- Exercise
Set down each line of the data below exactly.

------------------------------------------------

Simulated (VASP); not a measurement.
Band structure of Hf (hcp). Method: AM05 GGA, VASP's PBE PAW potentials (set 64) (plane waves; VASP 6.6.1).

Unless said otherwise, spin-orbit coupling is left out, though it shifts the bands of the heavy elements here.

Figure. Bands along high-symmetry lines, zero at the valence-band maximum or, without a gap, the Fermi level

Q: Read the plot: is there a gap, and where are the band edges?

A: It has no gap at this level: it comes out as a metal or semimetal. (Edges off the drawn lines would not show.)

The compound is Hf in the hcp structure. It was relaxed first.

------------------------------------------------

- Written response
Simulated (VASP); not a measurement.
Band structure of Hf (hcp). Method: AM05 GGA, VASP's PBE PAW potentials (set 64) (plane waves; VASP 6.6.1).

Unless said otherwise, spin-orbit coupling is left out, though it shifts the bands of the heavy elements here.

Figure. Bands along high-symmetry lines, zero at the valence-band maximum or, without a gap, the Fermi level

Q: Read the plot: is there a gap, and where are the band edges?

A: It has no gap at this level: it comes out as a metal or semimetal. (Edges off the drawn lines would not show.)

The compound is Hf in the hcp structure. It was relaxed first.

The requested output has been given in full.